=== Work request ===
Repeat the full listing that follows, word for word.

=== Provided records ===
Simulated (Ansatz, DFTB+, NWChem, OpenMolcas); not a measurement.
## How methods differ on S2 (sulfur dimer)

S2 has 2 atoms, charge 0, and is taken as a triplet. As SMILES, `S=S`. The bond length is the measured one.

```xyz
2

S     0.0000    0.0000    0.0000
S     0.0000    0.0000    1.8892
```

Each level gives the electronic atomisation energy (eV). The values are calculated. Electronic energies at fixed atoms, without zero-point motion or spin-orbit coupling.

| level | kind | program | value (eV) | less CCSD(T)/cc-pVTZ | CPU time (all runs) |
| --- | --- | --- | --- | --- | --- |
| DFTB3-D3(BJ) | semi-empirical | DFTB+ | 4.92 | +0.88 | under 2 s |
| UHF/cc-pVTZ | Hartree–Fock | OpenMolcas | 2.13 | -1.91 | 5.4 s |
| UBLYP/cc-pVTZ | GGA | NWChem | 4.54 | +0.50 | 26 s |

=== Exercise answer ===
Simulated (Ansatz, DFTB+, NWChem, OpenMolcas); not a measurement.
## How methods differ on S2 (sulfur dimer)

S2 has 2 atoms, charge 0, and is taken as a triplet. As SMILES, `S=S`. The bond length is the measured one.

```xyz
2

S     0.0000    0.0000    0.0000
S     0.0000    0.0000    1.8892
```

Each level gives the electronic atomisation energy (eV). The values are calculated. Electronic energies at fixed atoms, without zero-point motion or spin-orbit coupling.

| level | kind | program | value (eV) | less CCSD(T)/cc-pVTZ | CPU time (all runs) |
| --- | --- | --- | --- | --- | --- |
| DFTB3-D3(BJ) | semi-empirical | DFTB+ | 4.92 | +0.88 | under 2 s |
| UHF/cc-pVTZ | Hartree–Fock | OpenMolcas | 2.13 | -1.91 | 5.4 s |
| UBLYP/cc-pVTZ | GGA | NWChem | 4.54 | +0.50 | 26 s |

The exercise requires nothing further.